• Assignment:
Retype exactly the lines that run from the start of the data to the line holding "Answer: The energy", including both, and only those.

══════════════════════════════

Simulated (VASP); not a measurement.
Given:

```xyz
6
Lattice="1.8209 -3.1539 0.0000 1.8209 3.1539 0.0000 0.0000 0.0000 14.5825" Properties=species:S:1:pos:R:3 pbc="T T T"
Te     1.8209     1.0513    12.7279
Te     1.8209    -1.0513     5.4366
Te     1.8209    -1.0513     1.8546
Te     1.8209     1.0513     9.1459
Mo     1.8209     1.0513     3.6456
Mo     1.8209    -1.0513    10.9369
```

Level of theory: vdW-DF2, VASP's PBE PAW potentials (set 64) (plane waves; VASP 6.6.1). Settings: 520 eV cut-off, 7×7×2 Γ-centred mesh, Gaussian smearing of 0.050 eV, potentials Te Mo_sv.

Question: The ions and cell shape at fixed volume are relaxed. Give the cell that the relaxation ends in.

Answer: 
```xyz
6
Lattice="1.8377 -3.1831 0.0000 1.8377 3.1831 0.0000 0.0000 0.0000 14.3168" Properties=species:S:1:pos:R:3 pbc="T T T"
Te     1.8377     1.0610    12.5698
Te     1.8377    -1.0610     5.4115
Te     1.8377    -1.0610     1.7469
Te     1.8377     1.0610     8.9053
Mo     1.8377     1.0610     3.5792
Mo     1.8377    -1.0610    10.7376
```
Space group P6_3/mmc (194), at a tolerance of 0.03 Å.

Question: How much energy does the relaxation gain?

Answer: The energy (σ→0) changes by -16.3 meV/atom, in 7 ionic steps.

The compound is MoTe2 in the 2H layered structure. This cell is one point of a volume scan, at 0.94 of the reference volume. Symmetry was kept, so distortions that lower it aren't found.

══════════════════════════════

• Answer area:
Simulated (VASP); not a measurement.
Given:

```xyz
6
Lattice="1.8209 -3.1539 0.0000 1.8209 3.1539 0.0000 0.0000 0.0000 14.5825" Properties=species:S:1:pos:R:3 pbc="T T T"
Te     1.8209     1.0513    12.7279
Te     1.8209    -1.0513     5.4366
Te     1.8209    -1.0513     1.8546
Te     1.8209     1.0513     9.1459
Mo     1.8209     1.0513     3.6456
Mo     1.8209    -1.0513    10.9369
```

Level of theory: vdW-DF2, VASP's PBE PAW potentials (set 64) (plane waves; VASP 6.6.1). Settings: 520 eV cut-off, 7×7×2 Γ-centred mesh, Gaussian smearing of 0.050 eV, potentials Te Mo_sv.

Question: The ions and cell shape at fixed volume are relaxed. Give the cell that the relaxation ends in.

Answer: 
```xyz
6
Lattice="1.8377 -3.1831 0.0000 1.8377 3.1831 0.0000 0.0000 0.0000 14.3168" Properties=species:S:1:pos:R:3 pbc="T T T"
Te     1.8377     1.0610    12.5698
Te     1.8377    -1.0610     5.4115
Te     1.8377    -1.0610     1.7469
Te     1.8377     1.0610     8.9053
Mo     1.8377     1.0610     3.5792
Mo     1.8377    -1.0610    10.7376
```
Space group P6_3/mmc (194), at a tolerance of 0.03 Å.

Question: How much energy does the relaxation gain?

Answer: The energy (σ→0) changes by -16.3 meV/atom, in 7 ionic steps.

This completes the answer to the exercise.